·····

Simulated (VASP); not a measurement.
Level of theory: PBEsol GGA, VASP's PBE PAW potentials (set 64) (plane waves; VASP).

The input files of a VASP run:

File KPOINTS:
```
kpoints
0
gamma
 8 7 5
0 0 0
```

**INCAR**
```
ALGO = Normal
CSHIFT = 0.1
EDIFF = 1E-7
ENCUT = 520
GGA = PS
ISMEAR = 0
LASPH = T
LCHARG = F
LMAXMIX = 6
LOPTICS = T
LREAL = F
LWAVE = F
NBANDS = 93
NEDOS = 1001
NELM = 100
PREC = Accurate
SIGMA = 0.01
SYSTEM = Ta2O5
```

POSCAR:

·····

* **Action item**
Please return all of the records exactly as they appear.

* **Task response**
Simulated (VASP); not a measurement.
Level of theory: PBEsol GGA, VASP's PBE PAW potentials (set 64) (plane waves; VASP).

The input files of a VASP run:

File KPOINTS:
```
kpoints
0
gamma
 8 7 5
0 0 0
```

**INCAR**
```
ALGO = Normal
CSHIFT = 0.1
EDIFF = 1E-7
ENCUT = 520
GGA = PS
ISMEAR = 0
LASPH = T
LCHARG = F
LMAXMIX = 6
LOPTICS = T
LREAL = F
LWAVE = F
NBANDS = 93
NEDOS = 1001
NELM = 100
PREC = Accurate
SIGMA = 0.01
SYSTEM = Ta2O5
```

POSCAR:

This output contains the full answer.